** DATA **
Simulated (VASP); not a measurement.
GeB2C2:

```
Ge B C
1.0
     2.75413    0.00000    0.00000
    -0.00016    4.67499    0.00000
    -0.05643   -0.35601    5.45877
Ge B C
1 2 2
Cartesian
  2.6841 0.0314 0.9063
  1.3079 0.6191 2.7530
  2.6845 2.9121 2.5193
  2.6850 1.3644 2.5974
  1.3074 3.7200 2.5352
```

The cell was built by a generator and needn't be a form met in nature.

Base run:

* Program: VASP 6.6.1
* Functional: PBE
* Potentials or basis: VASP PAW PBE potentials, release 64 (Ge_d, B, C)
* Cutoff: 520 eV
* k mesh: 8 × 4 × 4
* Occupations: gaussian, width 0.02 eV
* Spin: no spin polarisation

** ACTION ITEM **
Give back every line of the material, exactly as written.

** ANSWER AREA **
Simulated (VASP); not a measurement.
GeB2C2:

```
Ge B C
1.0
     2.75413    0.00000    0.00000
    -0.00016    4.67499    0.00000
    -0.05643   -0.35601    5.45877
Ge B C
1 2 2
Cartesian
  2.6841 0.0314 0.9063
  1.3079 0.6191 2.7530
  2.6845 2.9121 2.5193
  2.6850 1.3644 2.5974
  1.3074 3.7200 2.5352
```

The cell was built by a generator and needn't be a form met in nature.

Base run:

* Program: VASP 6.6.1
* Functional: PBE
* Potentials or basis: VASP PAW PBE potentials, release 64 (Ge_d, B, C)
* Cutoff: 520 eV
* k mesh: 8 × 4 × 4
* Occupations: gaussian, width 0.02 eV
* Spin: no spin polarisation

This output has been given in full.